● **Information supplied**
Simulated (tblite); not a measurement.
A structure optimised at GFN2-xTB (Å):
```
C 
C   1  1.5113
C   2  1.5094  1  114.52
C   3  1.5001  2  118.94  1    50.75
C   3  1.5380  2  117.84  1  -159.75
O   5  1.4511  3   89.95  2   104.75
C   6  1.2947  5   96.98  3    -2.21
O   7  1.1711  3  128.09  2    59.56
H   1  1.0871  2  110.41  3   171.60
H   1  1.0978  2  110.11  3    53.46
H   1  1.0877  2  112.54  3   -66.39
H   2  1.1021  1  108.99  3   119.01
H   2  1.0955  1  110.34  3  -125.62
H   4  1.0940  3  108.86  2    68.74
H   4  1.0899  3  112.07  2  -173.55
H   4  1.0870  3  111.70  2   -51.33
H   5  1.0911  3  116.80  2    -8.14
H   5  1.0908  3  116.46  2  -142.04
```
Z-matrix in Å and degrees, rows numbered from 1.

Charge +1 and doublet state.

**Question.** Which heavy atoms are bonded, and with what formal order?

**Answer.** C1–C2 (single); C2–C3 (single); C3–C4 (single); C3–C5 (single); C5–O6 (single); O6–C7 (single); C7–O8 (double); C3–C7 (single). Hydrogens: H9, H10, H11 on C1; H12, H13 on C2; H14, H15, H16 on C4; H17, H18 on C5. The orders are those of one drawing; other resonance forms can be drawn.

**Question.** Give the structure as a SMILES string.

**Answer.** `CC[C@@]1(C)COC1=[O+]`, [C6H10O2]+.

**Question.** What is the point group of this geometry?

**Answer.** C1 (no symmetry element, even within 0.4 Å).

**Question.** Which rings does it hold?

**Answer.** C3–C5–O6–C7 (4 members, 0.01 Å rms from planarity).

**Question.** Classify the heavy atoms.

● **Required action**
What you retype should run from the first line of the entries above through the line containing "a SMILES string.", exactly and in full.

● **Response area**
Simulated (tblite); not a measurement.
A structure optimised at GFN2-xTB (Å):
```
C 
C   1  1.5113
C   2  1.5094  1  114.52
C   3  1.5001  2  118.94  1    50.75
C   3  1.5380  2  117.84  1  -159.75
O   5  1.4511  3   89.95  2   104.75
C   6  1.2947  5   96.98  3    -2.21
O   7  1.1711  3  128.09  2    59.56
H   1  1.0871  2  110.41  3   171.60
H   1  1.0978  2  110.11  3    53.46
H   1  1.0877  2  112.54  3   -66.39
H   2  1.1021  1  108.99  3   119.01
H   2  1.0955  1  110.34  3  -125.62
H   4  1.0940  3  108.86  2    68.74
H   4  1.0899  3  112.07  2  -173.55
H   4  1.0870  3  111.70  2   -51.33
H   5  1.0911  3  116.80  2    -8.14
H   5  1.0908  3  116.46  2  -142.04
```
Z-matrix in Å and degrees, rows numbered from 1.

Charge +1 and doublet state.

**Question.** Which heavy atoms are bonded, and with what formal order?

**Answer.** C1–C2 (single); C2–C3 (single); C3–C4 (single); C3–C5 (single); C5–O6 (single); O6–C7 (single); C7–O8 (double); C3–C7 (single). Hydrogens: H9, H10, H11 on C1; H12, H13 on C2; H14, H15, H16 on C4; H17, H18 on C5. The orders are those of one drawing; other resonance forms can be drawn.

**Question.** Give the structure as a SMILES string.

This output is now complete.